Would you please retype the records that follow, word for word?

━━━━━━
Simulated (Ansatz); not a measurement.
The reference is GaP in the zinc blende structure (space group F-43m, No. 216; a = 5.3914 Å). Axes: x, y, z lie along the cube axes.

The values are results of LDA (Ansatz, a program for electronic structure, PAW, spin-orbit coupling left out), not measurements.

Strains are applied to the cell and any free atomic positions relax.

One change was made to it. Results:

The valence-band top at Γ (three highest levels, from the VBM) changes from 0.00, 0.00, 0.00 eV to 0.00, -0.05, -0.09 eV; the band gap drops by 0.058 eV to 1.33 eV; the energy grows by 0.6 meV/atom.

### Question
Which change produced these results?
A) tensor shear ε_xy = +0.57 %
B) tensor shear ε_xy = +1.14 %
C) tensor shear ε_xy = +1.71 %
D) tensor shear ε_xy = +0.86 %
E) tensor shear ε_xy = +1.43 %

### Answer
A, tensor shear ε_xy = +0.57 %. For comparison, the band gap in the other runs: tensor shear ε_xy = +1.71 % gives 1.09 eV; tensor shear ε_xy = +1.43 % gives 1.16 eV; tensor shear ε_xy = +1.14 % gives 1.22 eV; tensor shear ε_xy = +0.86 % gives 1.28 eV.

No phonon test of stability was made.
━━━━━━

# [Solution]
Simulated (Ansatz); not a measurement.
The reference is GaP in the zinc blende structure (space group F-43m, No. 216; a = 5.3914 Å). Axes: x, y, z lie along the cube axes.

The values are results of LDA (Ansatz, a program for electronic structure, PAW, spin-orbit coupling left out), not measurements.

Strains are applied to the cell and any free atomic positions relax.

One change was made to it. Results:

The valence-band top at Γ (three highest levels, from the VBM) changes from 0.00, 0.00, 0.00 eV to 0.00, -0.05, -0.09 eV; the band gap drops by 0.058 eV to 1.33 eV; the energy grows by 0.6 meV/atom.

### Question
Which change produced these results?
A) tensor shear ε_xy = +0.57 %
B) tensor shear ε_xy = +1.14 %
C) tensor shear ε_xy = +1.71 %
D) tensor shear ε_xy = +0.86 %
E) tensor shear ε_xy = +1.43 %

### Answer
A, tensor shear ε_xy = +0.57 %. For comparison, the band gap in the other runs: tensor shear ε_xy = +1.71 % gives 1.09 eV; tensor shear ε_xy = +1.43 % gives 1.16 eV; tensor shear ε_xy = +1.14 % gives 1.22 eV; tensor shear ε_xy = +0.86 % gives 1.28 eV.

No phonon test of stability was made.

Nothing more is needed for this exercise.